Extracted information: Begin

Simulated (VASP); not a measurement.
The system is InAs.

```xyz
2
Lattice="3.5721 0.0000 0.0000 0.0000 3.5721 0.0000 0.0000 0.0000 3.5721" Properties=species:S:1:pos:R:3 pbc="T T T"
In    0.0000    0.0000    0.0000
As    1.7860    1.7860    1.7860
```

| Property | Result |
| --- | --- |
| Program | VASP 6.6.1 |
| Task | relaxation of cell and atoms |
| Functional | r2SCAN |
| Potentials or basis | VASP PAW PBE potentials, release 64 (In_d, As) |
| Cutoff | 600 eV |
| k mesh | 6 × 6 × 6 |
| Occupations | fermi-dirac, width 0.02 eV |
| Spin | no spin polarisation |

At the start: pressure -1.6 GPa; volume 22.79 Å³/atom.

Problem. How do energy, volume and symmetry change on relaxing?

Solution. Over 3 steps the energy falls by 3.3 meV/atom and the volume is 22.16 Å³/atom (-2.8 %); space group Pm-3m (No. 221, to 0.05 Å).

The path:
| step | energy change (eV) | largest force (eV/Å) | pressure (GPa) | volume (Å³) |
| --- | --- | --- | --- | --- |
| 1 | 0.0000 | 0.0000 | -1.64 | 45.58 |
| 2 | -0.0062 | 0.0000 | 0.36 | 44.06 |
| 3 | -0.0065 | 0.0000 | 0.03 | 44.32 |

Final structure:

Extracted information: End

**Required action:** Leave out every line after the one with "0.03 | 44.32 |". Reproduce the material above exactly from its first line through that line.

**Answer area:**
Simulated (VASP); not a measurement.
The system is InAs.

```xyz
2
Lattice="3.5721 0.0000 0.0000 0.0000 3.5721 0.0000 0.0000 0.0000 3.5721" Properties=species:S:1:pos:R:3 pbc="T T T"
In    0.0000    0.0000    0.0000
As    1.7860    1.7860    1.7860
```

| Property | Result |
| --- | --- |
| Program | VASP 6.6.1 |
| Task | relaxation of cell and atoms |
| Functional | r2SCAN |
| Potentials or basis | VASP PAW PBE potentials, release 64 (In_d, As) |
| Cutoff | 600 eV |
| k mesh | 6 × 6 × 6 |
| Occupations | fermi-dirac, width 0.02 eV |
| Spin | no spin polarisation |

At the start: pressure -1.6 GPa; volume 22.79 Å³/atom.

Problem. How do energy, volume and symmetry change on relaxing?

Solution. Over 3 steps the energy falls by 3.3 meV/atom and the volume is 22.16 Å³/atom (-2.8 %); space group Pm-3m (No. 221, to 0.05 Å).

The path:
| step | energy change (eV) | largest force (eV/Å) | pressure (GPa) | volume (Å³) |
| --- | --- | --- | --- | --- |
| 1 | 0.0000 | 0.0000 | -1.64 | 45.58 |
| 2 | -0.0062 | 0.0000 | 0.36 | 44.06 |
| 3 | -0.0065 | 0.0000 | 0.03 | 44.32 |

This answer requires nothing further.